### WORK TASK
Starting at the first line of the entries below, output every line exactly, up to and including the line with "computed values follow.)".

___

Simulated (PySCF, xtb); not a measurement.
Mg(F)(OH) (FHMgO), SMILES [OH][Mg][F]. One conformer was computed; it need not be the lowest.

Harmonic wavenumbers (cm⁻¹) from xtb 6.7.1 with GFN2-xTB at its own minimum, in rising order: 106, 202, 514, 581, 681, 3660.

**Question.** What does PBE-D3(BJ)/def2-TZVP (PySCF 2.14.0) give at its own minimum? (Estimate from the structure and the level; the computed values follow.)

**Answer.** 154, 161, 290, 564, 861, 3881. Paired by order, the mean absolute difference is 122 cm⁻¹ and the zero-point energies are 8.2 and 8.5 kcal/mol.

___

### EXERCISE RESPONSE
Simulated (PySCF, xtb); not a measurement.
Mg(F)(OH) (FHMgO), SMILES [OH][Mg][F]. One conformer was computed; it need not be the lowest.

Harmonic wavenumbers (cm⁻¹) from xtb 6.7.1 with GFN2-xTB at its own minimum, in rising order: 106, 202, 514, 581, 681, 3660.

**Question.** What does PBE-D3(BJ)/def2-TZVP (PySCF 2.14.0) give at its own minimum? (Estimate from the structure and the level; the computed values follow.)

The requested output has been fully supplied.